Work instruction:
Retype all of the entries precisely.

Source information:
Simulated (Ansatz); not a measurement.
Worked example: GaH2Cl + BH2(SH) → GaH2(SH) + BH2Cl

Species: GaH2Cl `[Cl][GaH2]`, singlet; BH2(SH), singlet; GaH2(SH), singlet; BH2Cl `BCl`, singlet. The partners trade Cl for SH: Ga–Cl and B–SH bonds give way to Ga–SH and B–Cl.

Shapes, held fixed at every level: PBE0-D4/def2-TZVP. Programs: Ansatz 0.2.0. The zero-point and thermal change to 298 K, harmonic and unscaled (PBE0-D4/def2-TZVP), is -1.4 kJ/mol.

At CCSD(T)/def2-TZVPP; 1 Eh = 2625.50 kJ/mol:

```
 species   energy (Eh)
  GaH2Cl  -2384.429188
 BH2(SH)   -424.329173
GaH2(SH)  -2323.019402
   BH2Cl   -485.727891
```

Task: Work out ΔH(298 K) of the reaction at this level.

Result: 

Written response:
Simulated (Ansatz); not a measurement.
Worked example: GaH2Cl + BH2(SH) → GaH2(SH) + BH2Cl

Species: GaH2Cl `[Cl][GaH2]`, singlet; BH2(SH), singlet; GaH2(SH), singlet; BH2Cl `BCl`, singlet. The partners trade Cl for SH: Ga–Cl and B–SH bonds give way to Ga–SH and B–Cl.

Shapes, held fixed at every level: PBE0-D4/def2-TZVP. Programs: Ansatz 0.2.0. The zero-point and thermal change to 298 K, harmonic and unscaled (PBE0-D4/def2-TZVP), is -1.4 kJ/mol.

At CCSD(T)/def2-TZVPP; 1 Eh = 2625.50 kJ/mol:

```
 species   energy (Eh)
  GaH2Cl  -2384.429188
 BH2(SH)   -424.329173
GaH2(SH)  -2323.019402
   BH2Cl   -485.727891
```

Task: Work out ΔH(298 K) of the reaction at this level.

Result: 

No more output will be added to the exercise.